[[ Information shown open ]]

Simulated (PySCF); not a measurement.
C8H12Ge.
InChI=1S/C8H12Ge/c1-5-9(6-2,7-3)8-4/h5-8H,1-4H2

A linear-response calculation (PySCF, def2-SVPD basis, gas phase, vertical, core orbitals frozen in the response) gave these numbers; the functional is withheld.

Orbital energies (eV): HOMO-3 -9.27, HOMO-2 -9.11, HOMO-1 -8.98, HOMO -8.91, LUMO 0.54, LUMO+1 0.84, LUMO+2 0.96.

[[ Information shown closed ]]

Work request
Word for word, write out every record.

Response
Simulated (PySCF); not a measurement.
C8H12Ge.
InChI=1S/C8H12Ge/c1-5-9(6-2,7-3)8-4/h5-8H,1-4H2

A linear-response calculation (PySCF, def2-SVPD basis, gas phase, vertical, core orbitals frozen in the response) gave these numbers; the functional is withheld.

Orbital energies (eV): HOMO-3 -9.27, HOMO-2 -9.11, HOMO-1 -8.98, HOMO -8.91, LUMO 0.54, LUMO+1 0.84, LUMO+2 0.96.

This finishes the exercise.